SUPPLIED MATERIAL:
*-*-*
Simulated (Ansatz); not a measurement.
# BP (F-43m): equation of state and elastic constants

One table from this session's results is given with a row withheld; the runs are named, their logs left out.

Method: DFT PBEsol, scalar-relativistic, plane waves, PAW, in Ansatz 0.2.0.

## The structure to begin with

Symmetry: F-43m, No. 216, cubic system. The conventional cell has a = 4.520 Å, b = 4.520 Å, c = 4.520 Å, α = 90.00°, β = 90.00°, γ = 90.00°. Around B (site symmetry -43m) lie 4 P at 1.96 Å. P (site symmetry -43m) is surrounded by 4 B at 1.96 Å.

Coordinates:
*-*-*

WORK REQUEST: The task requires an exact copy of all the lines above.

PROBLEM SOLUTION:
Simulated (Ansatz); not a measurement.
# BP (F-43m): equation of state and elastic constants

One table from this session's results is given with a row withheld; the runs are named, their logs left out.

Method: DFT PBEsol, scalar-relativistic, plane waves, PAW, in Ansatz 0.2.0.

## The structure to begin with

Symmetry: F-43m, No. 216, cubic system. The conventional cell has a = 4.520 Å, b = 4.520 Å, c = 4.520 Å, α = 90.00°, β = 90.00°, γ = 90.00°. Around B (site symmetry -43m) lie 4 P at 1.96 Å. P (site symmetry -43m) is surrounded by 4 B at 1.96 Å.

Coordinates:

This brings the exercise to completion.